» **Material shown**:
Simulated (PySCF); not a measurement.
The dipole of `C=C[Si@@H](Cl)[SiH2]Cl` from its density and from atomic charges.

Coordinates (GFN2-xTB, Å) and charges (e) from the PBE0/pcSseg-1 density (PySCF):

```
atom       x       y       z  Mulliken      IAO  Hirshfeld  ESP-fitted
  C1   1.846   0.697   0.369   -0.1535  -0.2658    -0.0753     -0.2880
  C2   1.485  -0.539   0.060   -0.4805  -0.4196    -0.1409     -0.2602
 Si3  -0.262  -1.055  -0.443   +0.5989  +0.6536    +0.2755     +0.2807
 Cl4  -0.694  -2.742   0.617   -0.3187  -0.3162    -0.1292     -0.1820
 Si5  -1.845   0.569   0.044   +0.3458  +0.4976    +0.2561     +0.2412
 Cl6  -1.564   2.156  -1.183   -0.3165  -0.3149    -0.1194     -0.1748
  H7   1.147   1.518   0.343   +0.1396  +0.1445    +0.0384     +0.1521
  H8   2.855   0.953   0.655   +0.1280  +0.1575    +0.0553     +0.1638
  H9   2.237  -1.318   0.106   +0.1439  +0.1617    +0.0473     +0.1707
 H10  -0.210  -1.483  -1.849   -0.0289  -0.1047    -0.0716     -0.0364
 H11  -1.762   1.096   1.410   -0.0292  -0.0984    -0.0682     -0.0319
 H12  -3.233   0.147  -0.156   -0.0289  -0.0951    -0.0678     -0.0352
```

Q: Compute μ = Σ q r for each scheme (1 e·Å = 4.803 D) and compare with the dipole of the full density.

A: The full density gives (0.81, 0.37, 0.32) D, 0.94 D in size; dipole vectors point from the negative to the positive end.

» **Work instruction**: Your reply should consist of all the records, set down exactly.

» **Response area**:
Simulated (PySCF); not a measurement.
The dipole of `C=C[Si@@H](Cl)[SiH2]Cl` from its density and from atomic charges.

Coordinates (GFN2-xTB, Å) and charges (e) from the PBE0/pcSseg-1 density (PySCF):

```
atom       x       y       z  Mulliken      IAO  Hirshfeld  ESP-fitted
  C1   1.846   0.697   0.369   -0.1535  -0.2658    -0.0753     -0.2880
  C2   1.485  -0.539   0.060   -0.4805  -0.4196    -0.1409     -0.2602
 Si3  -0.262  -1.055  -0.443   +0.5989  +0.6536    +0.2755     +0.2807
 Cl4  -0.694  -2.742   0.617   -0.3187  -0.3162    -0.1292     -0.1820
 Si5  -1.845   0.569   0.044   +0.3458  +0.4976    +0.2561     +0.2412
 Cl6  -1.564   2.156  -1.183   -0.3165  -0.3149    -0.1194     -0.1748
  H7   1.147   1.518   0.343   +0.1396  +0.1445    +0.0384     +0.1521
  H8   2.855   0.953   0.655   +0.1280  +0.1575    +0.0553     +0.1638
  H9   2.237  -1.318   0.106   +0.1439  +0.1617    +0.0473     +0.1707
 H10  -0.210  -1.483  -1.849   -0.0289  -0.1047    -0.0716     -0.0364
 H11  -1.762   1.096   1.410   -0.0292  -0.0984    -0.0682     -0.0319
 H12  -3.233   0.147  -0.156   -0.0289  -0.0951    -0.0678     -0.0352
```

Q: Compute μ = Σ q r for each scheme (1 e·Å = 4.803 D) and compare with the dipole of the full density.

A: The full density gives (0.81, 0.37, 0.32) D, 0.94 D in size; dipole vectors point from the negative to the positive end.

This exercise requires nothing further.